### TASK ITEM:
Set down exactly, from the records below, the line with "Quantity | Value |" through the line with "mesh | 6 × 6 × 2 |", and nothing else.

### LISTED ENTRIES:
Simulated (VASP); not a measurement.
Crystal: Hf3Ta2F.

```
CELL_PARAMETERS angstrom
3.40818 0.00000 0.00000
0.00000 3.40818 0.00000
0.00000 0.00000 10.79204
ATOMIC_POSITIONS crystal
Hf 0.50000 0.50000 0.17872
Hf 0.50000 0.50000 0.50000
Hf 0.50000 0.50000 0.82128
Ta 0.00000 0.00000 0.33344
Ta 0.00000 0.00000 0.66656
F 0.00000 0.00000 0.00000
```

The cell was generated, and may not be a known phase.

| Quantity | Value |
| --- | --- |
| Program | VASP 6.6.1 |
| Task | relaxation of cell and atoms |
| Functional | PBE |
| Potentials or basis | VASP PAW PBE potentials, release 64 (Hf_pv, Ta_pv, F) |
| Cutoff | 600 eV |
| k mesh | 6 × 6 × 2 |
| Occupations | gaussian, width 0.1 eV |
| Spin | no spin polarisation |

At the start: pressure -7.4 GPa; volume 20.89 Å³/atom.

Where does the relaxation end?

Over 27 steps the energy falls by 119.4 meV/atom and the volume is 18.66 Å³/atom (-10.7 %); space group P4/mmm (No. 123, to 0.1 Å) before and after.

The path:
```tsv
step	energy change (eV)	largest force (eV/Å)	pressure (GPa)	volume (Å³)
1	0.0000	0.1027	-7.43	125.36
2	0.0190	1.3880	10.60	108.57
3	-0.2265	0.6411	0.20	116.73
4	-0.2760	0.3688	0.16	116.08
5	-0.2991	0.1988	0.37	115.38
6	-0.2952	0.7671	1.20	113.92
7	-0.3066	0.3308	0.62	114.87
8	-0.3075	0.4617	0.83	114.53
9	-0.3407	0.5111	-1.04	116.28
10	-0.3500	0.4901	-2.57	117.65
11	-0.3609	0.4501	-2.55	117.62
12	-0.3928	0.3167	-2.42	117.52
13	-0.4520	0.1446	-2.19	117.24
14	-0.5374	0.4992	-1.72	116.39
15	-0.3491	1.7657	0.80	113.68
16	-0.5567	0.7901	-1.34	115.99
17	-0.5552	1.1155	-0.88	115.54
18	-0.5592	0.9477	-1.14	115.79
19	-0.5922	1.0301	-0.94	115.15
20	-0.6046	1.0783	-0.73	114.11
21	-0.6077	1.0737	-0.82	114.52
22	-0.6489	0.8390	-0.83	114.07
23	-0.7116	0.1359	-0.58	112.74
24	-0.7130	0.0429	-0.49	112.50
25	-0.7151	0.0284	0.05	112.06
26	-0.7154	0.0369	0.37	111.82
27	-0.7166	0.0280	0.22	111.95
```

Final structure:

### REPLY:
| Quantity | Value |
| --- | --- |
| Program | VASP 6.6.1 |
| Task | relaxation of cell and atoms |
| Functional | PBE |
| Potentials or basis | VASP PAW PBE potentials, release 64 (Hf_pv, Ta_pv, F) |
| Cutoff | 600 eV |
| k mesh | 6 × 6 × 2 |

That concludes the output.